**Material supplied:**

========

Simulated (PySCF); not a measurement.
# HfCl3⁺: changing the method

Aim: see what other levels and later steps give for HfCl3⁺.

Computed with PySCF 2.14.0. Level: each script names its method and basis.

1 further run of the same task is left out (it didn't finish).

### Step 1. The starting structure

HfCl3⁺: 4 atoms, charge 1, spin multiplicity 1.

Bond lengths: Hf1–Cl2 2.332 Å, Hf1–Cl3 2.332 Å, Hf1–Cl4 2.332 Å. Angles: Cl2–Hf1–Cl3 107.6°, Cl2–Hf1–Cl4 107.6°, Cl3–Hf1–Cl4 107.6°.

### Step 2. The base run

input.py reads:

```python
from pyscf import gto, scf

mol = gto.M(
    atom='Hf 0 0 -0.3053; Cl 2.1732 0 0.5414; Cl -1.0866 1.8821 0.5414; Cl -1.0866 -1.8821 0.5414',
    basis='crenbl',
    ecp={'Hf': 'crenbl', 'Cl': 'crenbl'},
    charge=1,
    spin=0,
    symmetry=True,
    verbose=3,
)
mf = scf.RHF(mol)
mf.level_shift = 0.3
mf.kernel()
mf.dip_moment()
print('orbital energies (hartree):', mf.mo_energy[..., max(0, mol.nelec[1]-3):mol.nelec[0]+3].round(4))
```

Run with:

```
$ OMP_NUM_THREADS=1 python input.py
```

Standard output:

========

**Action item:** The full listing should be output exactly, line for line.

**Response box:**
Simulated (PySCF); not a measurement.
# HfCl3⁺: changing the method

Aim: see what other levels and later steps give for HfCl3⁺.

Computed with PySCF 2.14.0. Level: each script names its method and basis.

1 further run of the same task is left out (it didn't finish).

### Step 1. The starting structure

HfCl3⁺: 4 atoms, charge 1, spin multiplicity 1.

Bond lengths: Hf1–Cl2 2.332 Å, Hf1–Cl3 2.332 Å, Hf1–Cl4 2.332 Å. Angles: Cl2–Hf1–Cl3 107.6°, Cl2–Hf1–Cl4 107.6°, Cl3–Hf1–Cl4 107.6°.

### Step 2. The base run

input.py reads:

```python
from pyscf import gto, scf

mol = gto.M(
    atom='Hf 0 0 -0.3053; Cl 2.1732 0 0.5414; Cl -1.0866 1.8821 0.5414; Cl -1.0866 -1.8821 0.5414',
    basis='crenbl',
    ecp={'Hf': 'crenbl', 'Cl': 'crenbl'},
    charge=1,
    spin=0,
    symmetry=True,
    verbose=3,
)
mf = scf.RHF(mol)
mf.level_shift = 0.3
mf.kernel()
mf.dip_moment()
print('orbital energies (hartree):', mf.mo_energy[..., max(0, mol.nelec[1]-3):mol.nelec[0]+3].round(4))
```

Run with:

```
$ OMP_NUM_THREADS=1 python input.py
```

Standard output:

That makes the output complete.